[Activity] Copy out all the entries shown below, exactly as they appear.

Extracted records Block Start

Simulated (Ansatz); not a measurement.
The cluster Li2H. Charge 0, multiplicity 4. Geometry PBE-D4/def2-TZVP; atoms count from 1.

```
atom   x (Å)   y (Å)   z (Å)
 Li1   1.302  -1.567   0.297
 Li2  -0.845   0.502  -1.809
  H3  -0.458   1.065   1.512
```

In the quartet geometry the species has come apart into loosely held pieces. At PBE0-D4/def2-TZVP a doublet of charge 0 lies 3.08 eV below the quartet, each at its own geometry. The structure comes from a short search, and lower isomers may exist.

Extracted records Block End

[Your response]
Simulated (Ansatz); not a measurement.
The cluster Li2H. Charge 0, multiplicity 4. Geometry PBE-D4/def2-TZVP; atoms count from 1.

```
atom   x (Å)   y (Å)   z (Å)
 Li1   1.302  -1.567   0.297
 Li2  -0.845   0.502  -1.809
  H3  -0.458   1.065   1.512
```

In the quartet geometry the species has come apart into loosely held pieces. At PBE0-D4/def2-TZVP a doublet of charge 0 lies 3.08 eV below the quartet, each at its own geometry. The structure comes from a short search, and lower isomers may exist.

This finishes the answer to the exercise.